★ ★ ★ ★ ★ ★ ★
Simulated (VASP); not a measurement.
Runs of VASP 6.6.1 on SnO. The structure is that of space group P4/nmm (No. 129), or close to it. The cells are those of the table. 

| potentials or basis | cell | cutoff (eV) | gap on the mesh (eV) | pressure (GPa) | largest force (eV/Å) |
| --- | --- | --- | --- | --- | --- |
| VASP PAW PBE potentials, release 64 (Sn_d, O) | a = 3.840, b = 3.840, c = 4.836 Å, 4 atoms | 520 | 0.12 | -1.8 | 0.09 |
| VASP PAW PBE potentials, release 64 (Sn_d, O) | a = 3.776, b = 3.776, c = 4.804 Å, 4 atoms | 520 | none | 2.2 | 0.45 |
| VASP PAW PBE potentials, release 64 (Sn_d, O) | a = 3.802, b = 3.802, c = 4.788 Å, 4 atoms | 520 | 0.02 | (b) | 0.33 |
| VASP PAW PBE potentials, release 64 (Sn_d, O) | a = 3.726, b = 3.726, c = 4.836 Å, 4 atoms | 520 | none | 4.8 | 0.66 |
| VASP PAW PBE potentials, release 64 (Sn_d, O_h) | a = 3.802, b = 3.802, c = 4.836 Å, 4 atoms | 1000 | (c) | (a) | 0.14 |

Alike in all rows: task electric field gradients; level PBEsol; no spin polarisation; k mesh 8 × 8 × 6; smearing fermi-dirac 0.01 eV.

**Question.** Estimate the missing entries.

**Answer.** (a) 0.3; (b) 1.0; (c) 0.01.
★ ★ ★ ★ ★ ★ ★

Each line above is to be copied exactly as written.

Task answer:
Simulated (VASP); not a measurement.
Runs of VASP 6.6.1 on SnO. The structure is that of space group P4/nmm (No. 129), or close to it. The cells are those of the table. 

| potentials or basis | cell | cutoff (eV) | gap on the mesh (eV) | pressure (GPa) | largest force (eV/Å) |
| --- | --- | --- | --- | --- | --- |
| VASP PAW PBE potentials, release 64 (Sn_d, O) | a = 3.840, b = 3.840, c = 4.836 Å, 4 atoms | 520 | 0.12 | -1.8 | 0.09 |
| VASP PAW PBE potentials, release 64 (Sn_d, O) | a = 3.776, b = 3.776, c = 4.804 Å, 4 atoms | 520 | none | 2.2 | 0.45 |
| VASP PAW PBE potentials, release 64 (Sn_d, O) | a = 3.802, b = 3.802, c = 4.788 Å, 4 atoms | 520 | 0.02 | (b) | 0.33 |
| VASP PAW PBE potentials, release 64 (Sn_d, O) | a = 3.726, b = 3.726, c = 4.836 Å, 4 atoms | 520 | none | 4.8 | 0.66 |
| VASP PAW PBE potentials, release 64 (Sn_d, O_h) | a = 3.802, b = 3.802, c = 4.836 Å, 4 atoms | 1000 | (c) | (a) | 0.14 |

Alike in all rows: task electric field gradients; level PBEsol; no spin polarisation; k mesh 8 × 8 × 6; smearing fermi-dirac 0.01 eV.

**Question.** Estimate the missing entries.

**Answer.** (a) 0.3; (b) 1.0; (c) 0.01.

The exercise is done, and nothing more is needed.